> Information provided:
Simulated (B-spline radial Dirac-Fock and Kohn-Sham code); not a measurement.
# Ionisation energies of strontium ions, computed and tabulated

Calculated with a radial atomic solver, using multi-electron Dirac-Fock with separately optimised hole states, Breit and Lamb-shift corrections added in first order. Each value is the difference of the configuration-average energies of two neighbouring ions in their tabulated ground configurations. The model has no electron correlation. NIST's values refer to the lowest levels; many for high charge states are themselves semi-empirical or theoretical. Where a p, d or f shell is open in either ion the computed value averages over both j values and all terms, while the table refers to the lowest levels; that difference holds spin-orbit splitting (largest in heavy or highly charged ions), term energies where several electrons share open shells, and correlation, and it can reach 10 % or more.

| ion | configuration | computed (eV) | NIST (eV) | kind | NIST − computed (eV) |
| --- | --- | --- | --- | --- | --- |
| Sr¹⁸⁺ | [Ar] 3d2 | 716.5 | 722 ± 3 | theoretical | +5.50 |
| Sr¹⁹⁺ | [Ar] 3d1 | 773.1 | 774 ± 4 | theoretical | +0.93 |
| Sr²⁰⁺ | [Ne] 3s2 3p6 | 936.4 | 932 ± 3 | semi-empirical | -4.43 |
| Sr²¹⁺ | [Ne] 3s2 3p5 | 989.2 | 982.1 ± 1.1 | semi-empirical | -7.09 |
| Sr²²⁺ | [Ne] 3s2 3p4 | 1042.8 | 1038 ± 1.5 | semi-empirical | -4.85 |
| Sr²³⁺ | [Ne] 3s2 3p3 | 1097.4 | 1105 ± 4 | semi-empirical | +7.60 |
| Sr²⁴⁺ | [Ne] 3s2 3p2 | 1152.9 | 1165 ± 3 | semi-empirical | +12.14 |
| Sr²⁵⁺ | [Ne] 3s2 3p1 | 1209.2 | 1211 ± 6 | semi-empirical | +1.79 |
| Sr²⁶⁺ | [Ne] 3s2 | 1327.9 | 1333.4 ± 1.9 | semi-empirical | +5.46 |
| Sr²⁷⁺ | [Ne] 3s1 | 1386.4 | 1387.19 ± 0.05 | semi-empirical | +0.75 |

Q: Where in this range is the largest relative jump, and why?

> Activity: In the data above, find the line that contains "semi-empirical | -7.09 |" and the line that contains "semi-empirical | +0.75 |". Repeat exactly those lines and every line between them, and only those.

> Exercise response:
| Sr²¹⁺ | [Ne] 3s2 3p5 | 989.2 | 982.1 ± 1.1 | semi-empirical | -7.09 |
| Sr²²⁺ | [Ne] 3s2 3p4 | 1042.8 | 1038 ± 1.5 | semi-empirical | -4.85 |
| Sr²³⁺ | [Ne] 3s2 3p3 | 1097.4 | 1105 ± 4 | semi-empirical | +7.60 |
| Sr²⁴⁺ | [Ne] 3s2 3p2 | 1152.9 | 1165 ± 3 | semi-empirical | +12.14 |
| Sr²⁵⁺ | [Ne] 3s2 3p1 | 1209.2 | 1211 ± 6 | semi-empirical | +1.79 |
| Sr²⁶⁺ | [Ne] 3s2 | 1327.9 | 1333.4 ± 1.9 | semi-empirical | +5.46 |
| Sr²⁷⁺ | [Ne] 3s1 | 1386.4 | 1387.19 ± 0.05 | semi-empirical | +0.75 |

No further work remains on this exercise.